> _Supplied entries_:
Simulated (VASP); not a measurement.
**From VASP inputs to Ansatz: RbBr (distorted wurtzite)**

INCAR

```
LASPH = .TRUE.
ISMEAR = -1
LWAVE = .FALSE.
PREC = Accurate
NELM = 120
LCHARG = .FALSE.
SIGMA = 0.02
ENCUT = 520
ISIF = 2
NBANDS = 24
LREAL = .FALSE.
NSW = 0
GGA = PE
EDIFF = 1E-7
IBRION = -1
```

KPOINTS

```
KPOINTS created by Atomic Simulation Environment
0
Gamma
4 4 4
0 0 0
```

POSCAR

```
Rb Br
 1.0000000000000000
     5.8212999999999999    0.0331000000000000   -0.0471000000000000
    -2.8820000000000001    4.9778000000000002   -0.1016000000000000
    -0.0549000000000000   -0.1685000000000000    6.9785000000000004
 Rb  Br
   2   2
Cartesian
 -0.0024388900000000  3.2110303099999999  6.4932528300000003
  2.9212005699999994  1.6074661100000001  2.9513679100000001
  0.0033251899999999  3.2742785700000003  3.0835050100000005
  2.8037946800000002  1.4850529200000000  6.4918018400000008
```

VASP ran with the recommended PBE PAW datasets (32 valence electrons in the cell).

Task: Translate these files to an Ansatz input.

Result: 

> _Activity_: Return the records above verbatim, in their entirety.

> _Written solution_:
Simulated (VASP); not a measurement.
**From VASP inputs to Ansatz: RbBr (distorted wurtzite)**

INCAR

```
LASPH = .TRUE.
ISMEAR = -1
LWAVE = .FALSE.
PREC = Accurate
NELM = 120
LCHARG = .FALSE.
SIGMA = 0.02
ENCUT = 520
ISIF = 2
NBANDS = 24
LREAL = .FALSE.
NSW = 0
GGA = PE
EDIFF = 1E-7
IBRION = -1
```

KPOINTS

```
KPOINTS created by Atomic Simulation Environment
0
Gamma
4 4 4
0 0 0
```

POSCAR

```
Rb Br
 1.0000000000000000
     5.8212999999999999    0.0331000000000000   -0.0471000000000000
    -2.8820000000000001    4.9778000000000002   -0.1016000000000000
    -0.0549000000000000   -0.1685000000000000    6.9785000000000004
 Rb  Br
   2   2
Cartesian
 -0.0024388900000000  3.2110303099999999  6.4932528300000003
  2.9212005699999994  1.6074661100000001  2.9513679100000001
  0.0033251899999999  3.2742785700000003  3.0835050100000005
  2.8037946800000002  1.4850529200000000  6.4918018400000008
```

VASP ran with the recommended PBE PAW datasets (32 valence electrons in the cell).

Task: Translate these files to an Ansatz input.

Result: 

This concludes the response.